** Opening Provided data block **
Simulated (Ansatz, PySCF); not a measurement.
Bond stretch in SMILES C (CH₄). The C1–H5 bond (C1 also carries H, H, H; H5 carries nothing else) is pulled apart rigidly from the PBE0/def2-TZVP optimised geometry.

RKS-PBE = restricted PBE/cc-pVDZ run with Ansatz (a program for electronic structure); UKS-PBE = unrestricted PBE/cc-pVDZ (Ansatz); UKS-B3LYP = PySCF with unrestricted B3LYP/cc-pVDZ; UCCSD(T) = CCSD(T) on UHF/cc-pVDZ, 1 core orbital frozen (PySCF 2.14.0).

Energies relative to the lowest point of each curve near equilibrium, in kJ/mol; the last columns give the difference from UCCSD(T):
** Closing Provided data block **

### Requirement
Above are the records; from them, give again exactly the lines from the one containing "Bond stretch in" to the one containing "RKS-PBE = restricted", both lines included, and nothing more.

### Reply
Bond stretch in SMILES C (CH₄). The C1–H5 bond (C1 also carries H, H, H; H5 carries nothing else) is pulled apart rigidly from the PBE0/def2-TZVP optimised geometry.

RKS-PBE = restricted PBE/cc-pVDZ run with Ansatz (a program for electronic structure); UKS-PBE = unrestricted PBE/cc-pVDZ (Ansatz); UKS-B3LYP = PySCF with unrestricted B3LYP/cc-pVDZ; UCCSD(T) = CCSD(T) on UHF/cc-pVDZ, 1 core orbital frozen (PySCF 2.14.0).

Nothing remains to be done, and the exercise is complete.